[[ ENTRIES SHOWN, beginning ]]
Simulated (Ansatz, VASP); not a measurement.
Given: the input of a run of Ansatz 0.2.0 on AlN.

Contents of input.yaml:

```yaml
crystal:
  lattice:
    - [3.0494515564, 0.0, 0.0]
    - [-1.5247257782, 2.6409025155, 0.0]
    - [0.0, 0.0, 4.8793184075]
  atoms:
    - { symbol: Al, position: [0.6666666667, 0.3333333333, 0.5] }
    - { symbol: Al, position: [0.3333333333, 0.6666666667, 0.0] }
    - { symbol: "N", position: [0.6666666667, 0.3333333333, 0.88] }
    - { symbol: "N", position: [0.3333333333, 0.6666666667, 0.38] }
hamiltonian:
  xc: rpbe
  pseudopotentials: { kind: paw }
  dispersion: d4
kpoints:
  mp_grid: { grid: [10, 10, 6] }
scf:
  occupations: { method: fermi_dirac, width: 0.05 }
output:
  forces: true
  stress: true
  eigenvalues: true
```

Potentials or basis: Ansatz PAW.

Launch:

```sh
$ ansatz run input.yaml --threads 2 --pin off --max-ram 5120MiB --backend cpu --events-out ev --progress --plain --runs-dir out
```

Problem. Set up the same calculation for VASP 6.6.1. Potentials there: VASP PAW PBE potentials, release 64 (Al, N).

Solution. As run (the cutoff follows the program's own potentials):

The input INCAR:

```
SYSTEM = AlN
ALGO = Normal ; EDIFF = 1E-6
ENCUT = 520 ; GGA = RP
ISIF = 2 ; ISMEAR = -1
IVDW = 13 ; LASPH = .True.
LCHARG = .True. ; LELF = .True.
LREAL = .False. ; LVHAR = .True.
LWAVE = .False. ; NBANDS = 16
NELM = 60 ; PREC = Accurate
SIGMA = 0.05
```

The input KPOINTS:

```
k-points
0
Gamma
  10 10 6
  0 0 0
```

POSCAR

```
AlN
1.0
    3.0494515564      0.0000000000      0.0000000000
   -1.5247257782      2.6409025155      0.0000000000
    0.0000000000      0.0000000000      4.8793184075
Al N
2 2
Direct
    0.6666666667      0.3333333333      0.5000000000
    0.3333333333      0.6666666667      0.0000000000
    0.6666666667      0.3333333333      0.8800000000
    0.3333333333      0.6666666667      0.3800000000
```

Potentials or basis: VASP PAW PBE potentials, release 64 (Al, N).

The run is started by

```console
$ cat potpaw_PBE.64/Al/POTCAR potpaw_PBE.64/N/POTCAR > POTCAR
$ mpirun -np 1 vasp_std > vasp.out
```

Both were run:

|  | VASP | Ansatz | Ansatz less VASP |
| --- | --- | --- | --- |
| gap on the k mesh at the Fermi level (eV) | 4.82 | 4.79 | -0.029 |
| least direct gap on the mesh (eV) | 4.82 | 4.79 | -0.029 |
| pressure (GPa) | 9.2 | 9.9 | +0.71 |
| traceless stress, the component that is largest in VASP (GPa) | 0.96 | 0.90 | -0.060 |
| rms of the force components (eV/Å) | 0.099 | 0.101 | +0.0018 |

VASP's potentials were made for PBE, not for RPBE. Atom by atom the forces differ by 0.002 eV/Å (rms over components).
[[ ENTRIES SHOWN, end ]]

WORK TASK - Using the material above, quote the first line and each line after it, stopping at and including the line that holds "Potentials or basis: VASP".

TASK RESULT -
Simulated (Ansatz, VASP); not a measurement.
Given: the input of a run of Ansatz 0.2.0 on AlN.

Contents of input.yaml:

```yaml
crystal:
  lattice:
    - [3.0494515564, 0.0, 0.0]
    - [-1.5247257782, 2.6409025155, 0.0]
    - [0.0, 0.0, 4.8793184075]
  atoms:
    - { symbol: Al, position: [0.6666666667, 0.3333333333, 0.5] }
    - { symbol: Al, position: [0.3333333333, 0.6666666667, 0.0] }
    - { symbol: "N", position: [0.6666666667, 0.3333333333, 0.88] }
    - { symbol: "N", position: [0.3333333333, 0.6666666667, 0.38] }
hamiltonian:
  xc: rpbe
  pseudopotentials: { kind: paw }
  dispersion: d4
kpoints:
  mp_grid: { grid: [10, 10, 6] }
scf:
  occupations: { method: fermi_dirac, width: 0.05 }
output:
  forces: true
  stress: true
  eigenvalues: true
```

Potentials or basis: Ansatz PAW.

Launch:

```sh
$ ansatz run input.yaml --threads 2 --pin off --max-ram 5120MiB --backend cpu --events-out ev --progress --plain --runs-dir out
```

Problem. Set up the same calculation for VASP 6.6.1. Potentials there: VASP PAW PBE potentials, release 64 (Al, N).

Solution. As run (the cutoff follows the program's own potentials):

The input INCAR:

```
SYSTEM = AlN
ALGO = Normal ; EDIFF = 1E-6
ENCUT = 520 ; GGA = RP
ISIF = 2 ; ISMEAR = -1
IVDW = 13 ; LASPH = .True.
LCHARG = .True. ; LELF = .True.
LREAL = .False. ; LVHAR = .True.
LWAVE = .False. ; NBANDS = 16
NELM = 60 ; PREC = Accurate
SIGMA = 0.05
```

The input KPOINTS:

```
k-points
0
Gamma
  10 10 6
  0 0 0
```

POSCAR

```
AlN
1.0
    3.0494515564      0.0000000000      0.0000000000
   -1.5247257782      2.6409025155      0.0000000000
    0.0000000000      0.0000000000      4.8793184075
Al N
2 2
Direct
    0.6666666667      0.3333333333      0.5000000000
    0.3333333333      0.6666666667      0.0000000000
    0.6666666667      0.3333333333      0.8800000000
    0.3333333333      0.6666666667      0.3800000000
```

Potentials or basis: VASP PAW PBE potentials, release 64 (Al, N).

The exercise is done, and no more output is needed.